▶ ACTION ITEM
Write out each line of the material below once more, exactly as it appears.

▶ DATASET ENTRIES
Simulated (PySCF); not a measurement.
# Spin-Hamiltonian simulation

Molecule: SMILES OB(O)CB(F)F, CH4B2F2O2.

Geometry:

▶ YOUR RESPONSE
Simulated (PySCF); not a measurement.
# Spin-Hamiltonian simulation

Molecule: SMILES OB(O)CB(F)F, CH4B2F2O2.

Geometry:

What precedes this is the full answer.